-- ACTIVITY --
Restate the full listing precisely as written.

-- RAW DATA --
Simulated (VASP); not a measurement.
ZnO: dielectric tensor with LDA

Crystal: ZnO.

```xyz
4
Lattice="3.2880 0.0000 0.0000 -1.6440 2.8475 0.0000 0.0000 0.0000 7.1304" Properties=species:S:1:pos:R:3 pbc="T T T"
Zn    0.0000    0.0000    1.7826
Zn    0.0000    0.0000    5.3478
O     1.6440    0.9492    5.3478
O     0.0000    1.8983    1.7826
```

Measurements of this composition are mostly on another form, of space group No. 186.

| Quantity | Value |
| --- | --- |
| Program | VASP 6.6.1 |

-- RESPONSE BOX --
Simulated (VASP); not a measurement.
ZnO: dielectric tensor with LDA

Crystal: ZnO.

```xyz
4
Lattice="3.2880 0.0000 0.0000 -1.6440 2.8475 0.0000 0.0000 0.0000 7.1304" Properties=species:S:1:pos:R:3 pbc="T T T"
Zn    0.0000    0.0000    1.7826
Zn    0.0000    0.0000    5.3478
O     1.6440    0.9492    5.3478
O     0.0000    1.8983    1.7826
```

Measurements of this composition are mostly on another form, of space group No. 186.

| Quantity | Value |
| --- | --- |
| Program | VASP 6.6.1 |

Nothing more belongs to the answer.